» **WORK INSTRUCTION**
Return the data below exactly, but only from the line containing "- pressure (GPa): 1.6" through the line containing "Question: What did", with both of those lines included.

= Beginning of Section =

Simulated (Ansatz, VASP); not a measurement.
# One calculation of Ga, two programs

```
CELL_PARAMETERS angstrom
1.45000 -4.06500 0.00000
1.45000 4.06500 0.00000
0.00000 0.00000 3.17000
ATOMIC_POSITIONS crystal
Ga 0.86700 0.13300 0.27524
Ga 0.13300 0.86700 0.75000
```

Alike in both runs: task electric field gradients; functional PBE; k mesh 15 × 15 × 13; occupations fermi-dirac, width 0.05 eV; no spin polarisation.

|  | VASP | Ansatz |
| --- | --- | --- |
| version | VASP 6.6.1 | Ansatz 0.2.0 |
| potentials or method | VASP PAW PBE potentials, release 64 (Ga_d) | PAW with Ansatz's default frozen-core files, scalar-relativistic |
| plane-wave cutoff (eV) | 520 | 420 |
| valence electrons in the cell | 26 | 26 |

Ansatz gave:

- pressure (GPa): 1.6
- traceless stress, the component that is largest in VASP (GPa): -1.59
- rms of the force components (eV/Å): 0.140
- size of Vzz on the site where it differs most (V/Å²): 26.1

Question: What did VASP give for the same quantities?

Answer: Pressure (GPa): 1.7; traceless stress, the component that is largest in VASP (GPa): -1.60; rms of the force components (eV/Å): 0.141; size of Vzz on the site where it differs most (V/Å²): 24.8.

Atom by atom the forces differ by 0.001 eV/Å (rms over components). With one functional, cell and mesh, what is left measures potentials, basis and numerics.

= End of Section =

» **TASK SOLUTION**
- pressure (GPa): 1.6
- traceless stress, the component that is largest in VASP (GPa): -1.59
- rms of the force components (eV/Å): 0.140
- size of Vzz on the site where it differs most (V/Å²): 26.1

Question: What did VASP give for the same quantities?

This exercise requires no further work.